Write out the data below exactly, beginning with the first line and ending once the line that has "A diamond (100)" is written.

┌────────
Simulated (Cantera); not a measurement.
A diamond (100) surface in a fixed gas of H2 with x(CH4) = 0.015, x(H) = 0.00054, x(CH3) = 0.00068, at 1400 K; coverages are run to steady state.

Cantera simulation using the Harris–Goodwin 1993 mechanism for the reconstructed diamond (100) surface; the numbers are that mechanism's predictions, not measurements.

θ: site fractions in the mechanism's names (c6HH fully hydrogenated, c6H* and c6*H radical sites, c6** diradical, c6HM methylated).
└────────

WRITTEN REPLY:
Simulated (Cantera); not a measurement.
A diamond (100) surface in a fixed gas of H2 with x(CH4) = 0.015, x(H) = 0.00054, x(CH3) = 0.00068, at 1400 K; coverages are run to steady state.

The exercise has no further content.